Activity → Up to and including the line with "A: Band gap", repeat every line of the listing exactly, beginning at the first.

>>>

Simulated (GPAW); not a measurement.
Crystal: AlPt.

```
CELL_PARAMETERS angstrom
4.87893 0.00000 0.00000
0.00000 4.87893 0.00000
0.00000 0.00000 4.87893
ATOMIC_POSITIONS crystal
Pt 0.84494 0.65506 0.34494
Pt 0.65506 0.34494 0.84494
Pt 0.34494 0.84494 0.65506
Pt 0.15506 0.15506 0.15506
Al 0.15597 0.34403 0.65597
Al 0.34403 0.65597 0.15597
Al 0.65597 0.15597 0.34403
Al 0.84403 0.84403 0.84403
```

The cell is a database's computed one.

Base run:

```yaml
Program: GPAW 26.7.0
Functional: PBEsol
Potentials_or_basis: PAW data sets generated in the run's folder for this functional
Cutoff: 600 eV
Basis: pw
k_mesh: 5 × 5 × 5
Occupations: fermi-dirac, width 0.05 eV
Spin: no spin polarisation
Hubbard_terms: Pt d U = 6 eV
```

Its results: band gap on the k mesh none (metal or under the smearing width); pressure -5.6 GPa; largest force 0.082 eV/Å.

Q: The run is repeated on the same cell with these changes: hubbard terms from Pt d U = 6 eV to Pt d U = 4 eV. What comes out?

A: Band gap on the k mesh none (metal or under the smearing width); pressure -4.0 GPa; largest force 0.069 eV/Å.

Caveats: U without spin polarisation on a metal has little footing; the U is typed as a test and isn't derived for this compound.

<<<

Written response →
Simulated (GPAW); not a measurement.
Crystal: AlPt.

```
CELL_PARAMETERS angstrom
4.87893 0.00000 0.00000
0.00000 4.87893 0.00000
0.00000 0.00000 4.87893
ATOMIC_POSITIONS crystal
Pt 0.84494 0.65506 0.34494
Pt 0.65506 0.34494 0.84494
Pt 0.34494 0.84494 0.65506
Pt 0.15506 0.15506 0.15506
Al 0.15597 0.34403 0.65597
Al 0.34403 0.65597 0.15597
Al 0.65597 0.15597 0.34403
Al 0.84403 0.84403 0.84403
```

The cell is a database's computed one.

Base run:

```yaml
Program: GPAW 26.7.0
Functional: PBEsol
Potentials_or_basis: PAW data sets generated in the run's folder for this functional
Cutoff: 600 eV
Basis: pw
k_mesh: 5 × 5 × 5
Occupations: fermi-dirac, width 0.05 eV
Spin: no spin polarisation
Hubbard_terms: Pt d U = 6 eV
```

Its results: band gap on the k mesh none (metal or under the smearing width); pressure -5.6 GPa; largest force 0.082 eV/Å.

Q: The run is repeated on the same cell with these changes: hubbard terms from Pt d U = 6 eV to Pt d U = 4 eV. What comes out?

A: Band gap on the k mesh none (metal or under the smearing width); pressure -4.0 GPa; largest force 0.069 eV/Å.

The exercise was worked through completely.